** Information provided **
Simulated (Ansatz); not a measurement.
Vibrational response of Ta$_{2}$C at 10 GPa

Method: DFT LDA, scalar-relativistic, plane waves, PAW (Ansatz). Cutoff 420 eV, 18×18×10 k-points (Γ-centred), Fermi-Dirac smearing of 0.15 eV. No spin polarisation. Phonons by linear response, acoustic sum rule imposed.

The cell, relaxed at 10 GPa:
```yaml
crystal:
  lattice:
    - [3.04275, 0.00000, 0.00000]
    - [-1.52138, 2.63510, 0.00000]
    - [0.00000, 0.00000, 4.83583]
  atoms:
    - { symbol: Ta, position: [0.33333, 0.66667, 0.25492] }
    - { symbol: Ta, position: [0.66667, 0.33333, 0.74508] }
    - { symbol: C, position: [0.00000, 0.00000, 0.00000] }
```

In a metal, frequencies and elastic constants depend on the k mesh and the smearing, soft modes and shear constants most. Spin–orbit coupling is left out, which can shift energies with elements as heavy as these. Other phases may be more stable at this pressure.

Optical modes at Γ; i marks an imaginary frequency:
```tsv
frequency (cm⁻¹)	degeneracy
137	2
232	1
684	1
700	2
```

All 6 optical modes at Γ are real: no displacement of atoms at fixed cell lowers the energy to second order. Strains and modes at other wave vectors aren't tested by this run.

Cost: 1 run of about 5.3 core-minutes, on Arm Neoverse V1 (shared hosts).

** Assigned task **
Here the job is to transcribe the lines from the first line of the data through the line containing "In a metal, frequencies", inclusive, exactly and with nothing else.

** Task answer **
Simulated (Ansatz); not a measurement.
Vibrational response of Ta$_{2}$C at 10 GPa

Method: DFT LDA, scalar-relativistic, plane waves, PAW (Ansatz). Cutoff 420 eV, 18×18×10 k-points (Γ-centred), Fermi-Dirac smearing of 0.15 eV. No spin polarisation. Phonons by linear response, acoustic sum rule imposed.

The cell, relaxed at 10 GPa:
```yaml
crystal:
  lattice:
    - [3.04275, 0.00000, 0.00000]
    - [-1.52138, 2.63510, 0.00000]
    - [0.00000, 0.00000, 4.83583]
  atoms:
    - { symbol: Ta, position: [0.33333, 0.66667, 0.25492] }
    - { symbol: Ta, position: [0.66667, 0.33333, 0.74508] }
    - { symbol: C, position: [0.00000, 0.00000, 0.00000] }
```

In a metal, frequencies and elastic constants depend on the k mesh and the smearing, soft modes and shear constants most. Spin–orbit coupling is left out, which can shift energies with elements as heavy as these. Other phases may be more stable at this pressure.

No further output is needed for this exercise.